- _ASSIGNED TASK_
Set down the listing below verbatim, but only from its first line through the line containing "OSZICAR of a".

- _PROVIDED RECORDS_

- - - - -

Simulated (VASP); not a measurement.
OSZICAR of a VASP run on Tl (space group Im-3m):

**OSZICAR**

- - - - -

- _EXPECTED ANSWER_
Simulated (VASP); not a measurement.
OSZICAR of a VASP run on Tl (space group Im-3m):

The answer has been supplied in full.